WORK INSTRUCTION: Take the lines from the beginning of the data below through the line holding "Hardware: 1 thread" and return exactly those.

DATA SECTION:
__________________________________________________
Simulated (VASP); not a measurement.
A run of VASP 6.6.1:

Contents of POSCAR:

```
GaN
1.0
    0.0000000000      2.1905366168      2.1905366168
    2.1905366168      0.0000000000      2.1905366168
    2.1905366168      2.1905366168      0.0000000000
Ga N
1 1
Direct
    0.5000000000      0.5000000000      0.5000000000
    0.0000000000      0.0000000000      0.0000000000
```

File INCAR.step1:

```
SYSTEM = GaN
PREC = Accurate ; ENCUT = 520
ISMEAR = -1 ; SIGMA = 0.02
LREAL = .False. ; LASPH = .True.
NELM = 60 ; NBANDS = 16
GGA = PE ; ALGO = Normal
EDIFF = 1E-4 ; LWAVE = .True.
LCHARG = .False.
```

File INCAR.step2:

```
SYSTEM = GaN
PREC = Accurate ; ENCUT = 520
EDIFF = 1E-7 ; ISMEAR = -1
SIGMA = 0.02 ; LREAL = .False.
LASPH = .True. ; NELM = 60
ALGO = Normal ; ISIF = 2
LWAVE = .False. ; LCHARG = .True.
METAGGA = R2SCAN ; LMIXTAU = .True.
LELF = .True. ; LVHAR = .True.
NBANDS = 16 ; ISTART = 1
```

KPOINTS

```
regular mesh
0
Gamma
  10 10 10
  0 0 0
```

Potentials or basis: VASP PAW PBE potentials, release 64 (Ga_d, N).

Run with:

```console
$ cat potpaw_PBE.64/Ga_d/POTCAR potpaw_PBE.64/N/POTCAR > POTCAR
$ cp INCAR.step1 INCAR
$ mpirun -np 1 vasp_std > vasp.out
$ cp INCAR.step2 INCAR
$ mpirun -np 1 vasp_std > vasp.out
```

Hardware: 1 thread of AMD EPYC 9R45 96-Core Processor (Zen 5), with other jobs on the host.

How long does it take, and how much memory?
__________________________________________________

PROBLEM SOLUTION:
Simulated (VASP); not a measurement.
A run of VASP 6.6.1:

Contents of POSCAR:

```
GaN
1.0
    0.0000000000      2.1905366168      2.1905366168
    2.1905366168      0.0000000000      2.1905366168
    2.1905366168      2.1905366168      0.0000000000
Ga N
1 1
Direct
    0.5000000000      0.5000000000      0.5000000000
    0.0000000000      0.0000000000      0.0000000000
```

File INCAR.step1:

```
SYSTEM = GaN
PREC = Accurate ; ENCUT = 520
ISMEAR = -1 ; SIGMA = 0.02
LREAL = .False. ; LASPH = .True.
NELM = 60 ; NBANDS = 16
GGA = PE ; ALGO = Normal
EDIFF = 1E-4 ; LWAVE = .True.
LCHARG = .False.
```

File INCAR.step2:

```
SYSTEM = GaN
PREC = Accurate ; ENCUT = 520
EDIFF = 1E-7 ; ISMEAR = -1
SIGMA = 0.02 ; LREAL = .False.
LASPH = .True. ; NELM = 60
ALGO = Normal ; ISIF = 2
LWAVE = .False. ; LCHARG = .True.
METAGGA = R2SCAN ; LMIXTAU = .True.
LELF = .True. ; LVHAR = .True.
NBANDS = 16 ; ISTART = 1
```

KPOINTS

```
regular mesh
0
Gamma
  10 10 10
  0 0 0
```

Potentials or basis: VASP PAW PBE potentials, release 64 (Ga_d, N).

Run with:

```console
$ cat potpaw_PBE.64/Ga_d/POTCAR potpaw_PBE.64/N/POTCAR > POTCAR
$ cp INCAR.step1 INCAR
$ mpirun -np 1 vasp_std > vasp.out
$ cp INCAR.step2 INCAR
$ mpirun -np 1 vasp_std > vasp.out
```

Hardware: 1 thread of AMD EPYC 9R45 96-Core Processor (Zen 5), with other jobs on the host.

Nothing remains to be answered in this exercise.